Task item –
Using the records below, quote only the span that opens with the line containing "A basis named" and closes with the line containing "Answer: -75.64746 Eh", exactly and inclusively.

Data provided –
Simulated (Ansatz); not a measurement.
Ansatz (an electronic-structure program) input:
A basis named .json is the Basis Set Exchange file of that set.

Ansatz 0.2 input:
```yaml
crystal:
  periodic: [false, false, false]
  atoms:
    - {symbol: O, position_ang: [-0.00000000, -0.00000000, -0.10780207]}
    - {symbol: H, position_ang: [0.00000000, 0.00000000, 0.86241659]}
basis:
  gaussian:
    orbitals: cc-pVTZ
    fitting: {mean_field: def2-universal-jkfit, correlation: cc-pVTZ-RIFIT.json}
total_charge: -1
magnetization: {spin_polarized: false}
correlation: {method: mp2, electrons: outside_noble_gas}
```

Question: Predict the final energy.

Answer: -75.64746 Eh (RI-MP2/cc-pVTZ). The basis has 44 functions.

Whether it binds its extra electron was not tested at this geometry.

Exercise result –
A basis named .json is the Basis Set Exchange file of that set.

Ansatz 0.2 input:
```yaml
crystal:
  periodic: [false, false, false]
  atoms:
    - {symbol: O, position_ang: [-0.00000000, -0.00000000, -0.10780207]}
    - {symbol: H, position_ang: [0.00000000, 0.00000000, 0.86241659]}
basis:
  gaussian:
    orbitals: cc-pVTZ
    fitting: {mean_field: def2-universal-jkfit, correlation: cc-pVTZ-RIFIT.json}
total_charge: -1
magnetization: {spin_polarized: false}
correlation: {method: mp2, electrons: outside_noble_gas}
```

Question: Predict the final energy.

Answer: -75.64746 Eh (RI-MP2/cc-pVTZ). The basis has 44 functions.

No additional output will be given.